[RECORDED DATA]

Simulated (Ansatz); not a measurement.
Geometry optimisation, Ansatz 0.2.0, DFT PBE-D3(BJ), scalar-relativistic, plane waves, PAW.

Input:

[/RECORDED DATA]

REQUIREMENT: The lines of the data, from the first through the one containing "Geometry optimisation, Ansatz", are to be transcribed exactly.

EXERCISE RESPONSE:
Simulated (Ansatz); not a measurement.
Geometry optimisation, Ansatz 0.2.0, DFT PBE-D3(BJ), scalar-relativistic, plane waves, PAW.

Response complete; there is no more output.